An exact copy of every entry is what's needed, so please transcribe them all.

(Beginning of The data)
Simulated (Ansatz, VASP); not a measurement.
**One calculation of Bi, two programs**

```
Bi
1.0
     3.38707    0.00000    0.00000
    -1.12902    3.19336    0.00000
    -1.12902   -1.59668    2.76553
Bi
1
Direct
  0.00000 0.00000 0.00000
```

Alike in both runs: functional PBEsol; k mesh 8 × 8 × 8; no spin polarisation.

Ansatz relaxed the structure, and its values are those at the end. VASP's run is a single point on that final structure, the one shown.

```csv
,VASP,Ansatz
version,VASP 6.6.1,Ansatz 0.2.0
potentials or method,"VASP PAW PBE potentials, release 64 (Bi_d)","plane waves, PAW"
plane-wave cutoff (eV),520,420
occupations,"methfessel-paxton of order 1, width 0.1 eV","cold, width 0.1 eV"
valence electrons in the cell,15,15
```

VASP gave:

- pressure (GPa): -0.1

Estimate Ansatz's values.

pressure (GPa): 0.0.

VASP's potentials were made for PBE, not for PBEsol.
(End of The data)

Exercise answer:
Simulated (Ansatz, VASP); not a measurement.
**One calculation of Bi, two programs**

```
Bi
1.0
     3.38707    0.00000    0.00000
    -1.12902    3.19336    0.00000
    -1.12902   -1.59668    2.76553
Bi
1
Direct
  0.00000 0.00000 0.00000
```

Alike in both runs: functional PBEsol; k mesh 8 × 8 × 8; no spin polarisation.

Ansatz relaxed the structure, and its values are those at the end. VASP's run is a single point on that final structure, the one shown.

```csv
,VASP,Ansatz
version,VASP 6.6.1,Ansatz 0.2.0
potentials or method,"VASP PAW PBE potentials, release 64 (Bi_d)","plane waves, PAW"
plane-wave cutoff (eV),520,420
occupations,"methfessel-paxton of order 1, width 0.1 eV","cold, width 0.1 eV"
valence electrons in the cell,15,15
```

VASP gave:

- pressure (GPa): -0.1

Estimate Ansatz's values.

pressure (GPa): 0.0.

VASP's potentials were made for PBE, not for PBEsol.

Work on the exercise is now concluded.